◆ WORK TASK
Repeat the entries verbatim.

◆ EXTRACTED RECORDS
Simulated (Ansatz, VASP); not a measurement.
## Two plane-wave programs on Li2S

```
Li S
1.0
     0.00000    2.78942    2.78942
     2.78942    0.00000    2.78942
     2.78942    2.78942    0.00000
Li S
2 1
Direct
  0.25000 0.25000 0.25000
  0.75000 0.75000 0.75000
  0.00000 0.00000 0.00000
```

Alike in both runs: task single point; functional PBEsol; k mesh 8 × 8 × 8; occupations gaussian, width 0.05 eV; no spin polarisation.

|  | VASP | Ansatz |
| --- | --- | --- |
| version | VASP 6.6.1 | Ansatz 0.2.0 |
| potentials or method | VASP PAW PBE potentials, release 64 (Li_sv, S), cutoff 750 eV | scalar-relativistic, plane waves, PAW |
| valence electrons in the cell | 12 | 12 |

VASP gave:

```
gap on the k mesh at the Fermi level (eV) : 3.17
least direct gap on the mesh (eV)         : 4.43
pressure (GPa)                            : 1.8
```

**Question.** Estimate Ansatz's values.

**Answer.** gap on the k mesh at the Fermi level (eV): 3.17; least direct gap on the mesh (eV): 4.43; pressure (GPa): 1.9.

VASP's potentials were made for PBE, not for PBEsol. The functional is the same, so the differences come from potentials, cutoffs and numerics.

◆ ANSWER SECTION
Simulated (Ansatz, VASP); not a measurement.
## Two plane-wave programs on Li2S

```
Li S
1.0
     0.00000    2.78942    2.78942
     2.78942    0.00000    2.78942
     2.78942    2.78942    0.00000
Li S
2 1
Direct
  0.25000 0.25000 0.25000
  0.75000 0.75000 0.75000
  0.00000 0.00000 0.00000
```

Alike in both runs: task single point; functional PBEsol; k mesh 8 × 8 × 8; occupations gaussian, width 0.05 eV; no spin polarisation.

|  | VASP | Ansatz |
| --- | --- | --- |
| version | VASP 6.6.1 | Ansatz 0.2.0 |
| potentials or method | VASP PAW PBE potentials, release 64 (Li_sv, S), cutoff 750 eV | scalar-relativistic, plane waves, PAW |
| valence electrons in the cell | 12 | 12 |

VASP gave:

```
gap on the k mesh at the Fermi level (eV) : 3.17
least direct gap on the mesh (eV)         : 4.43
pressure (GPa)                            : 1.8
```

**Question.** Estimate Ansatz's values.

**Answer.** gap on the k mesh at the Fermi level (eV): 3.17; least direct gap on the mesh (eV): 4.43; pressure (GPa): 1.9.

VASP's potentials were made for PBE, not for PBEsol. The functional is the same, so the differences come from potentials, cutoffs and numerics.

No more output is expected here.